# PROVIDED INFORMATION:
________
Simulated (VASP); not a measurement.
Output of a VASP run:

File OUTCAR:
________

# WORK TASK:
The records above should be printed exactly, please, from the first line through the line containing "Output of a", with both ends kept and nothing past it.

# EXERCISE RESPONSE:
Simulated (VASP); not a measurement.
Output of a VASP run:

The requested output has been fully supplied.